[Records provided]:
++++++

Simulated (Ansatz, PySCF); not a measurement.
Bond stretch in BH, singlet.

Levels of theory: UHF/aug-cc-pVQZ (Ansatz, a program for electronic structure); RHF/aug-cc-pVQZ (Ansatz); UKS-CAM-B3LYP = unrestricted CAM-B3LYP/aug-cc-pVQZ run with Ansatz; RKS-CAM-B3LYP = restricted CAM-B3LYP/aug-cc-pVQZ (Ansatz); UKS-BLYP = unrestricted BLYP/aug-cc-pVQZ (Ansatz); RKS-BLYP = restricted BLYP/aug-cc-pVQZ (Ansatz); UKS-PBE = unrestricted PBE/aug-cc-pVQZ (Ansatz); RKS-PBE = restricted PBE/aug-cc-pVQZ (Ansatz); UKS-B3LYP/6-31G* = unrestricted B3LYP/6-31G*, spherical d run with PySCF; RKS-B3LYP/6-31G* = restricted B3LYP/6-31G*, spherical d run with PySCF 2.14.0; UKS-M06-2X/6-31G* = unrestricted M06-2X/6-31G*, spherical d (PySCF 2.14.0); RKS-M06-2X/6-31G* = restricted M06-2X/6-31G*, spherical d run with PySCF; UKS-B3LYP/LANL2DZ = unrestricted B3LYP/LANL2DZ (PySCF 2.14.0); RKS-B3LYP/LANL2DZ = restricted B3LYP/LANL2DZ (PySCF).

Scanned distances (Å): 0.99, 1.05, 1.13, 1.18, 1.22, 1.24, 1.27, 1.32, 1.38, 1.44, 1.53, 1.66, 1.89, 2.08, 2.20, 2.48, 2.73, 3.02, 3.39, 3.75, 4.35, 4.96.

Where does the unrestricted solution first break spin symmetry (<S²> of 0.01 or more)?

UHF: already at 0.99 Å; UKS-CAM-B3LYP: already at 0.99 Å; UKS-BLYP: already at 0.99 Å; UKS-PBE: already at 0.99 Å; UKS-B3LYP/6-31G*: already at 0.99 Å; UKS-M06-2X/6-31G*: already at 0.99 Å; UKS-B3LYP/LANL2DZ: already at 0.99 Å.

++++++

[Brief]: Only the lines from the start of the data to the line holding "Bond stretch in BH, singlet." are wanted; return them exactly, both ends included.

[Answer area]:
Simulated (Ansatz, PySCF); not a measurement.
Bond stretch in BH, singlet.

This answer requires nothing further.